Data extracts =

◆ ◆ ◆ ◆

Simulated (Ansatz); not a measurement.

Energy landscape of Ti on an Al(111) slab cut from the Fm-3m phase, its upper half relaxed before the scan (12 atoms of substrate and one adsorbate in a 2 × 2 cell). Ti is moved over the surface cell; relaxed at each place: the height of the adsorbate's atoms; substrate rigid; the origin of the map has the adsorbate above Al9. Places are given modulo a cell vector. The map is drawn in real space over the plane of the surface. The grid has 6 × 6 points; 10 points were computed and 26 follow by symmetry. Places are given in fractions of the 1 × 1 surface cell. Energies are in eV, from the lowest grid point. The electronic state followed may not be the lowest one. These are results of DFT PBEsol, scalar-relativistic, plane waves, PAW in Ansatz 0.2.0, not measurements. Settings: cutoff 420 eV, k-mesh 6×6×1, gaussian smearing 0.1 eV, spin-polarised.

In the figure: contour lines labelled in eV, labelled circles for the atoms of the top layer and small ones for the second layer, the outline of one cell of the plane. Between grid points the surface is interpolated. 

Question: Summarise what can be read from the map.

◆ ◆ ◆ ◆

Task item =
Reproduce the records word for word.

Your response =
Simulated (Ansatz); not a measurement.

Energy landscape of Ti on an Al(111) slab cut from the Fm-3m phase, its upper half relaxed before the scan (12 atoms of substrate and one adsorbate in a 2 × 2 cell). Ti is moved over the surface cell; relaxed at each place: the height of the adsorbate's atoms; substrate rigid; the origin of the map has the adsorbate above Al9. Places are given modulo a cell vector. The map is drawn in real space over the plane of the surface. The grid has 6 × 6 points; 10 points were computed and 26 follow by symmetry. Places are given in fractions of the 1 × 1 surface cell. Energies are in eV, from the lowest grid point. The electronic state followed may not be the lowest one. These are results of DFT PBEsol, scalar-relativistic, plane waves, PAW in Ansatz 0.2.0, not measurements. Settings: cutoff 420 eV, k-mesh 6×6×1, gaussian smearing 0.1 eV, spin-polarised.

In the figure: contour lines labelled in eV, labelled circles for the atoms of the top layer and small ones for the second layer, the outline of one cell of the plane. Between grid points the surface is interpolated. 

Question: Summarise what can be read from the map.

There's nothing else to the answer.